Brief:
From the top of the entries below through the line containing "## 1. The starting structure", return every line exactly as written, please, and stop there.

————

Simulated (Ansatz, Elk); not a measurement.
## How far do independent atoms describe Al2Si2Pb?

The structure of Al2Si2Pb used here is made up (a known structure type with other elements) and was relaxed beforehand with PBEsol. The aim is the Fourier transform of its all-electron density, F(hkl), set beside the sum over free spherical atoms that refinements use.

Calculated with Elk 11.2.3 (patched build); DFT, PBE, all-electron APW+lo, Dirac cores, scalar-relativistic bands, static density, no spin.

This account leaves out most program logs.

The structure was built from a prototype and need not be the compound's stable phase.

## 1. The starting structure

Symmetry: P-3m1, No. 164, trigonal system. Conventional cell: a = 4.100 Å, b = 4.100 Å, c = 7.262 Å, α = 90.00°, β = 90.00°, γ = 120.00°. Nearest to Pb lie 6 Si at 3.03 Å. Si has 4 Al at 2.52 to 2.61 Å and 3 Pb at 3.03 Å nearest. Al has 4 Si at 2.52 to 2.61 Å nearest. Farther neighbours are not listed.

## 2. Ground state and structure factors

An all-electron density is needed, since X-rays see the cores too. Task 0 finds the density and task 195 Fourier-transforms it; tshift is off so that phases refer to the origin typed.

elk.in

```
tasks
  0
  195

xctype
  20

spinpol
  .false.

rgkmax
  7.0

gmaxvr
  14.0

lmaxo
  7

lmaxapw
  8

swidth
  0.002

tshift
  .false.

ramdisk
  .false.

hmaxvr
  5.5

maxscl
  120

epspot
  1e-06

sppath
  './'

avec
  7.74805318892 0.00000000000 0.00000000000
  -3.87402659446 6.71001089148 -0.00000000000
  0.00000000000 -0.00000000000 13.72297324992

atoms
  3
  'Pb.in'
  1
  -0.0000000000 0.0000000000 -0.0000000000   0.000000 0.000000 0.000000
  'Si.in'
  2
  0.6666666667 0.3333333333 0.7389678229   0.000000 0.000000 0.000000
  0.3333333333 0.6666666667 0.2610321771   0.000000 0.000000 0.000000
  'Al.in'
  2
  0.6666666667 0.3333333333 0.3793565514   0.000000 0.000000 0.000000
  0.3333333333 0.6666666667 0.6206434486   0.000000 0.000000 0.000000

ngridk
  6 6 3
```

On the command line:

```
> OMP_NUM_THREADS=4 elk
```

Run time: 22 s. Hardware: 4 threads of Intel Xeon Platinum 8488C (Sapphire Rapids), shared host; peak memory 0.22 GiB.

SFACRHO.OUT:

————

Answer area:
Simulated (Ansatz, Elk); not a measurement.
## How far do independent atoms describe Al2Si2Pb?

The structure of Al2Si2Pb used here is made up (a known structure type with other elements) and was relaxed beforehand with PBEsol. The aim is the Fourier transform of its all-electron density, F(hkl), set beside the sum over free spherical atoms that refinements use.

Calculated with Elk 11.2.3 (patched build); DFT, PBE, all-electron APW+lo, Dirac cores, scalar-relativistic bands, static density, no spin.

This account leaves out most program logs.

The structure was built from a prototype and need not be the compound's stable phase.

## 1. The starting structure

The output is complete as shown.